^^^^
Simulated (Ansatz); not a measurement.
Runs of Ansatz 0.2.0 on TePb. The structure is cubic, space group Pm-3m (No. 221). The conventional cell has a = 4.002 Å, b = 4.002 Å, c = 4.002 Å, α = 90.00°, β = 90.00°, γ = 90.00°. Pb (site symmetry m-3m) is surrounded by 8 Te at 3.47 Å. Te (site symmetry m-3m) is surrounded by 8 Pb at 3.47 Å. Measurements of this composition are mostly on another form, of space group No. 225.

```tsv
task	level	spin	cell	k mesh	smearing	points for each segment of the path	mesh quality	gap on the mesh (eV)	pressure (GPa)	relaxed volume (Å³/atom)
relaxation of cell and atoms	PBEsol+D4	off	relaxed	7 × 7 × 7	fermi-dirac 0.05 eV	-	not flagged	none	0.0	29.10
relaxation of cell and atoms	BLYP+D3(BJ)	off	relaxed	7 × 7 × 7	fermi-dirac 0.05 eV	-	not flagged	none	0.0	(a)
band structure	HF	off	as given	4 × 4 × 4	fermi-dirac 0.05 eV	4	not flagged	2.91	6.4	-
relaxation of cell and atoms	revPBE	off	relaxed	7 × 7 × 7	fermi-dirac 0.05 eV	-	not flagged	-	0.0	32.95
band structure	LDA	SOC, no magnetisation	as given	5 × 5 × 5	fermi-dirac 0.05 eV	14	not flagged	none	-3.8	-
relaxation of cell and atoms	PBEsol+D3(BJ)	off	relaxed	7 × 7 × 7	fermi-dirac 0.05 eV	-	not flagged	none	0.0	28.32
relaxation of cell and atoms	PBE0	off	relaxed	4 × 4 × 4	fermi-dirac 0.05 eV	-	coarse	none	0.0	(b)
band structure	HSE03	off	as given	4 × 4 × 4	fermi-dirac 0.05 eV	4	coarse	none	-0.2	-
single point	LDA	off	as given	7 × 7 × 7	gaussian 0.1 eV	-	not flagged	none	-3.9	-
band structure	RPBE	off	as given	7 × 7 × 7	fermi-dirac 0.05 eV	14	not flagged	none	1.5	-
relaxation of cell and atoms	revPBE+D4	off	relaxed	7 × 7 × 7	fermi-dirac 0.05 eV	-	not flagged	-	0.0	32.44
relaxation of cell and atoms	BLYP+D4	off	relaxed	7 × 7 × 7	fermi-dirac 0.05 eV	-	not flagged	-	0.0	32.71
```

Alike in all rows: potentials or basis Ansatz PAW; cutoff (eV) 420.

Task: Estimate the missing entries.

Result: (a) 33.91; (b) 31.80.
^^^^

#### Required action:
Up to and including the line with "Task: Estimate the missing entries.", repeat the entries exactly, beginning at their first line.

#### Task answer:
Simulated (Ansatz); not a measurement.
Runs of Ansatz 0.2.0 on TePb. The structure is cubic, space group Pm-3m (No. 221). The conventional cell has a = 4.002 Å, b = 4.002 Å, c = 4.002 Å, α = 90.00°, β = 90.00°, γ = 90.00°. Pb (site symmetry m-3m) is surrounded by 8 Te at 3.47 Å. Te (site symmetry m-3m) is surrounded by 8 Pb at 3.47 Å. Measurements of this composition are mostly on another form, of space group No. 225.

```tsv
task	level	spin	cell	k mesh	smearing	points for each segment of the path	mesh quality	gap on the mesh (eV)	pressure (GPa)	relaxed volume (Å³/atom)
relaxation of cell and atoms	PBEsol+D4	off	relaxed	7 × 7 × 7	fermi-dirac 0.05 eV	-	not flagged	none	0.0	29.10
relaxation of cell and atoms	BLYP+D3(BJ)	off	relaxed	7 × 7 × 7	fermi-dirac 0.05 eV	-	not flagged	none	0.0	(a)
band structure	HF	off	as given	4 × 4 × 4	fermi-dirac 0.05 eV	4	not flagged	2.91	6.4	-
relaxation of cell and atoms	revPBE	off	relaxed	7 × 7 × 7	fermi-dirac 0.05 eV	-	not flagged	-	0.0	32.95
band structure	LDA	SOC, no magnetisation	as given	5 × 5 × 5	fermi-dirac 0.05 eV	14	not flagged	none	-3.8	-
relaxation of cell and atoms	PBEsol+D3(BJ)	off	relaxed	7 × 7 × 7	fermi-dirac 0.05 eV	-	not flagged	none	0.0	28.32
relaxation of cell and atoms	PBE0	off	relaxed	4 × 4 × 4	fermi-dirac 0.05 eV	-	coarse	none	0.0	(b)
band structure	HSE03	off	as given	4 × 4 × 4	fermi-dirac 0.05 eV	4	coarse	none	-0.2	-
single point	LDA	off	as given	7 × 7 × 7	gaussian 0.1 eV	-	not flagged	none	-3.9	-
band structure	RPBE	off	as given	7 × 7 × 7	fermi-dirac 0.05 eV	14	not flagged	none	1.5	-
relaxation of cell and atoms	revPBE+D4	off	relaxed	7 × 7 × 7	fermi-dirac 0.05 eV	-	not flagged	-	0.0	32.44
relaxation of cell and atoms	BLYP+D4	off	relaxed	7 × 7 × 7	fermi-dirac 0.05 eV	-	not flagged	-	0.0	32.71
```

Alike in all rows: potentials or basis Ansatz PAW; cutoff (eV) 420.

Task: Estimate the missing entries.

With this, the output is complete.